[Start of Attachment]

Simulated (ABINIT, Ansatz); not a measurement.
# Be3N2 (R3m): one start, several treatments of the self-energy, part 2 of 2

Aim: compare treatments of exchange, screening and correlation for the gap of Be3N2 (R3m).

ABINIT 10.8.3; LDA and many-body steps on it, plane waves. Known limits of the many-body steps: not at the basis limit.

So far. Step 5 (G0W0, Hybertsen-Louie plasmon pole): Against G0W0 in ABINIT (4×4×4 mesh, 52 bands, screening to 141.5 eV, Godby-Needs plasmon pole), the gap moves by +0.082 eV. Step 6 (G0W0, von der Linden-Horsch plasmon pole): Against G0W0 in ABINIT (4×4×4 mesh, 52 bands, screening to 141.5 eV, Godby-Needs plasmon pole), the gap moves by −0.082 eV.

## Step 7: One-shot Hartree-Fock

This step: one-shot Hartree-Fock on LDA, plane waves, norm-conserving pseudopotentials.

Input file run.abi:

[End of Attachment]

#### Exercise
Return, word for word, every line from the top of the entries down to the line that holds "This step: one-shot", both included.

#### Exercise response
Simulated (ABINIT, Ansatz); not a measurement.
# Be3N2 (R3m): one start, several treatments of the self-energy, part 2 of 2

Aim: compare treatments of exchange, screening and correlation for the gap of Be3N2 (R3m).

ABINIT 10.8.3; LDA and many-body steps on it, plane waves. Known limits of the many-body steps: not at the basis limit.

So far. Step 5 (G0W0, Hybertsen-Louie plasmon pole): Against G0W0 in ABINIT (4×4×4 mesh, 52 bands, screening to 141.5 eV, Godby-Needs plasmon pole), the gap moves by +0.082 eV. Step 6 (G0W0, von der Linden-Horsch plasmon pole): Against G0W0 in ABINIT (4×4×4 mesh, 52 bands, screening to 141.5 eV, Godby-Needs plasmon pole), the gap moves by −0.082 eV.

## Step 7: One-shot Hartree-Fock

This step: one-shot Hartree-Fock on LDA, plane waves, norm-conserving pseudopotentials.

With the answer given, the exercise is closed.